────

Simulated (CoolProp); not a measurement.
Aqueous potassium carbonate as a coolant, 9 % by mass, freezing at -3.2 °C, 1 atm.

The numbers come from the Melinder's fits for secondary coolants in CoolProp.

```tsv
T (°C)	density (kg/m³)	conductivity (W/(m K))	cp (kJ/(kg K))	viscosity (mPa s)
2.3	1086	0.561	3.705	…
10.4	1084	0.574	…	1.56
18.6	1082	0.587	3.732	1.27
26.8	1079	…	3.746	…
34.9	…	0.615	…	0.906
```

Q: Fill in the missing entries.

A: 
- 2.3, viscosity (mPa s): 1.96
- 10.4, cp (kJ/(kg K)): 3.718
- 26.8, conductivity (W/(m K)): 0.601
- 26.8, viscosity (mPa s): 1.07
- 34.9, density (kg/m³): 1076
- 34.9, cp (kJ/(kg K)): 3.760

────

Work order:
Copy the lines above exactly, from the very first through the one containing "- 34.9, density (kg/m³): 1076", and include no other line.

Expected answer:
Simulated (CoolProp); not a measurement.
Aqueous potassium carbonate as a coolant, 9 % by mass, freezing at -3.2 °C, 1 atm.

The numbers come from the Melinder's fits for secondary coolants in CoolProp.

```tsv
T (°C)	density (kg/m³)	conductivity (W/(m K))	cp (kJ/(kg K))	viscosity (mPa s)
2.3	1086	0.561	3.705	…
10.4	1084	0.574	…	1.56
18.6	1082	0.587	3.732	1.27
26.8	1079	…	3.746	…
34.9	…	0.615	…	0.906
```

Q: Fill in the missing entries.

A: 
- 2.3, viscosity (mPa s): 1.96
- 10.4, cp (kJ/(kg K)): 3.718
- 26.8, conductivity (W/(m K)): 0.601
- 26.8, viscosity (mPa s): 1.07
- 34.9, density (kg/m³): 1076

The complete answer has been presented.